[Opening INPUT DATA section]
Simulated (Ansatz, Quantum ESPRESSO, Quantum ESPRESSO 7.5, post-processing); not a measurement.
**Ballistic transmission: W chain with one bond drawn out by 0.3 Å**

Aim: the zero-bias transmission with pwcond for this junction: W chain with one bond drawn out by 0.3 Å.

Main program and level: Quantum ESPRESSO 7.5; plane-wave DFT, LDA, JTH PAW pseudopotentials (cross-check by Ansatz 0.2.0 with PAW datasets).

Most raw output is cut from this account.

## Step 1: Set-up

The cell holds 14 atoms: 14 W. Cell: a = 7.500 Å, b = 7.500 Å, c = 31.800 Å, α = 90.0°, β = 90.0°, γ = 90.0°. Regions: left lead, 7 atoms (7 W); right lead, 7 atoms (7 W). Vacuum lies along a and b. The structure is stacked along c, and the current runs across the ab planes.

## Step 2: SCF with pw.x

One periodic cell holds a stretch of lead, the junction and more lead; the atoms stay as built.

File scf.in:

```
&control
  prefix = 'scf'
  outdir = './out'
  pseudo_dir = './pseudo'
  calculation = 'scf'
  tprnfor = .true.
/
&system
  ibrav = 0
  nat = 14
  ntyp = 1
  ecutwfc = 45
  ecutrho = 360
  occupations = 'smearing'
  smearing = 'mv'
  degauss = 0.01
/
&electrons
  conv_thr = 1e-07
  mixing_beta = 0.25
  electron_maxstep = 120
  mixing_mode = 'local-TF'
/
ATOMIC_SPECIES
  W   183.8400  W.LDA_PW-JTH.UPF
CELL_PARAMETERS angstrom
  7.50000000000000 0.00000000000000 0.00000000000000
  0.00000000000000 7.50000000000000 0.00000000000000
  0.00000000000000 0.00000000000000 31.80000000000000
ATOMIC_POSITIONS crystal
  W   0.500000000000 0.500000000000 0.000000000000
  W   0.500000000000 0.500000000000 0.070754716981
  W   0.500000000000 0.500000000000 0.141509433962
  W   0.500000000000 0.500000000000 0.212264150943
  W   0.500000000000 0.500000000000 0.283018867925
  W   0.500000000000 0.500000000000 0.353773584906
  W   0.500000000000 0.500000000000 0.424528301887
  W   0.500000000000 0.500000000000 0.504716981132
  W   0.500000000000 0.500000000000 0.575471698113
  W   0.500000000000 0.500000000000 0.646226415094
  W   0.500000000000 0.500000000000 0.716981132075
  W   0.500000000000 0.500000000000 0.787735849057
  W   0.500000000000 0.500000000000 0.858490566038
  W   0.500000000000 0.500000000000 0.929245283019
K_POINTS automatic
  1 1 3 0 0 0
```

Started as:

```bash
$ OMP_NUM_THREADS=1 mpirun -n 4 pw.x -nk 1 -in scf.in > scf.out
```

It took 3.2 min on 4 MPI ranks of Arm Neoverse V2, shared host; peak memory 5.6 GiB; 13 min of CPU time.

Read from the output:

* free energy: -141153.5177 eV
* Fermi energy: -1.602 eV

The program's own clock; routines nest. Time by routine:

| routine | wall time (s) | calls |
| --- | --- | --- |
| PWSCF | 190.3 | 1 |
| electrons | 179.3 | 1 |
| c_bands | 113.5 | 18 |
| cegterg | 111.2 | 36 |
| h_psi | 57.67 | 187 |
[Closing INPUT DATA section]

ACTIVITY = Write out only the lines from the very start of the entries above to the line that includes "One periodic cell", both ends included, each one unchanged.

EXERCISE RESPONSE =
Simulated (Ansatz, Quantum ESPRESSO, Quantum ESPRESSO 7.5, post-processing); not a measurement.
**Ballistic transmission: W chain with one bond drawn out by 0.3 Å**

Aim: the zero-bias transmission with pwcond for this junction: W chain with one bond drawn out by 0.3 Å.

Main program and level: Quantum ESPRESSO 7.5; plane-wave DFT, LDA, JTH PAW pseudopotentials (cross-check by Ansatz 0.2.0 with PAW datasets).

Most raw output is cut from this account.

## Step 1: Set-up

The cell holds 14 atoms: 14 W. Cell: a = 7.500 Å, b = 7.500 Å, c = 31.800 Å, α = 90.0°, β = 90.0°, γ = 90.0°. Regions: left lead, 7 atoms (7 W); right lead, 7 atoms (7 W). Vacuum lies along a and b. The structure is stacked along c, and the current runs across the ab planes.

## Step 2: SCF with pw.x

One periodic cell holds a stretch of lead, the junction and more lead; the atoms stay as built.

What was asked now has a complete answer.